-- Opening Marker --

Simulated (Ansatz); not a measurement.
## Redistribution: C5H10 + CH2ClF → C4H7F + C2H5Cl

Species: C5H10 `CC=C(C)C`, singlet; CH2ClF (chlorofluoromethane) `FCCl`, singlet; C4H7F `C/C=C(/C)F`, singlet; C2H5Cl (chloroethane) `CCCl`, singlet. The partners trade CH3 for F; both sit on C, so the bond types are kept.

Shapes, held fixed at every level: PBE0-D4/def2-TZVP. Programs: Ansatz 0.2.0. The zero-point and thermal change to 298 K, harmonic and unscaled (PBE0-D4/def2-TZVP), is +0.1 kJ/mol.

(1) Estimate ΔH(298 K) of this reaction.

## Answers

-- Closing Marker --

__Assignment__:
The entries above must be returned exactly.

__Written answer__:
Simulated (Ansatz); not a measurement.
## Redistribution: C5H10 + CH2ClF → C4H7F + C2H5Cl

Species: C5H10 `CC=C(C)C`, singlet; CH2ClF (chlorofluoromethane) `FCCl`, singlet; C4H7F `C/C=C(/C)F`, singlet; C2H5Cl (chloroethane) `CCCl`, singlet. The partners trade CH3 for F; both sit on C, so the bond types are kept.

Shapes, held fixed at every level: PBE0-D4/def2-TZVP. Programs: Ansatz 0.2.0. The zero-point and thermal change to 298 K, harmonic and unscaled (PBE0-D4/def2-TZVP), is +0.1 kJ/mol.

(1) Estimate ΔH(298 K) of this reaction.

## Answers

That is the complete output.